◆ **RECORD EXCERPTS**
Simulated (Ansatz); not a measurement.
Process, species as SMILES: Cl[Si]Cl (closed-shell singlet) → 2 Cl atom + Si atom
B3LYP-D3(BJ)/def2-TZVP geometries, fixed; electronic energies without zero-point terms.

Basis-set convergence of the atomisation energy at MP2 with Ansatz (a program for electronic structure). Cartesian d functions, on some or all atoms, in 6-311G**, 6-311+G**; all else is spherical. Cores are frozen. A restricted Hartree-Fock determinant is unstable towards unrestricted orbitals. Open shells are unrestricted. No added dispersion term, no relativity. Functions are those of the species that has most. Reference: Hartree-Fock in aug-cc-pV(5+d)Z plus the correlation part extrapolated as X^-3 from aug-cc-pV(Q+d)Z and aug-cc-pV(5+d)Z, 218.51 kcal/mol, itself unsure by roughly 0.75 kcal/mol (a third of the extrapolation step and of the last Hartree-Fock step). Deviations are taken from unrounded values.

◆ **REQUIREMENT**
Restate the material word for word, leaving nothing out.

◆ **EXERCISE SOLUTION**
Simulated (Ansatz); not a measurement.
Process, species as SMILES: Cl[Si]Cl (closed-shell singlet) → 2 Cl atom + Si atom
B3LYP-D3(BJ)/def2-TZVP geometries, fixed; electronic energies without zero-point terms.

Basis-set convergence of the atomisation energy at MP2 with Ansatz (a program for electronic structure). Cartesian d functions, on some or all atoms, in 6-311G**, 6-311+G**; all else is spherical. Cores are frozen. A restricted Hartree-Fock determinant is unstable towards unrestricted orbitals. Open shells are unrestricted. No added dispersion term, no relativity. Functions are those of the species that has most. Reference: Hartree-Fock in aug-cc-pV(5+d)Z plus the correlation part extrapolated as X^-3 from aug-cc-pV(Q+d)Z and aug-cc-pV(5+d)Z, 218.51 kcal/mol, itself unsure by roughly 0.75 kcal/mol (a third of the extrapolation step and of the last Hartree-Fock step). Deviations are taken from unrounded values.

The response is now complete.